[SUPPLIED DATA Boundary: Start]

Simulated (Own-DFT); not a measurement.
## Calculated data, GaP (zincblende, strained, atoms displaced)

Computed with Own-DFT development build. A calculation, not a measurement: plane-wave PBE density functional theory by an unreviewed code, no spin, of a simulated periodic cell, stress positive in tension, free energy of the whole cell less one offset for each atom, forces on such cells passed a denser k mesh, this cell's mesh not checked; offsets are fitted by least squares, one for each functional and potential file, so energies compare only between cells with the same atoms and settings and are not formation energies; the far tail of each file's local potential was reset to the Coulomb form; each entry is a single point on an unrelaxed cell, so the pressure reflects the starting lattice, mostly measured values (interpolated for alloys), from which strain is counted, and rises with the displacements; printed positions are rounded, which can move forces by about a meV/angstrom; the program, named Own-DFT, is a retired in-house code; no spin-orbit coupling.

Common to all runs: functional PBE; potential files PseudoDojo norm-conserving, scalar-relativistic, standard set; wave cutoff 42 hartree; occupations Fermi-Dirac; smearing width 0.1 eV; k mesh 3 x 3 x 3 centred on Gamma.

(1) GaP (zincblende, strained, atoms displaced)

[SUPPLIED DATA Boundary: End]

■ WORK ITEM:
Could you reproduce, exactly, every line above from the line with "## Calculated data, GaP" to the line with "Computed with Own-DFT", and no other line? Both ends count.

■ PROBLEM SOLUTION:
## Calculated data, GaP (zincblende, strained, atoms displaced)

Computed with Own-DFT development build. A calculation, not a measurement: plane-wave PBE density functional theory by an unreviewed code, no spin, of a simulated periodic cell, stress positive in tension, free energy of the whole cell less one offset for each atom, forces on such cells passed a denser k mesh, this cell's mesh not checked; offsets are fitted by least squares, one for each functional and potential file, so energies compare only between cells with the same atoms and settings and are not formation energies; the far tail of each file's local potential was reset to the Coulomb form; each entry is a single point on an unrelaxed cell, so the pressure reflects the starting lattice, mostly measured values (interpolated for alloys), from which strain is counted, and rises with the displacements; printed positions are rounded, which can move forces by about a meV/angstrom; the program, named Own-DFT, is a retired in-house code; no spin-orbit coupling.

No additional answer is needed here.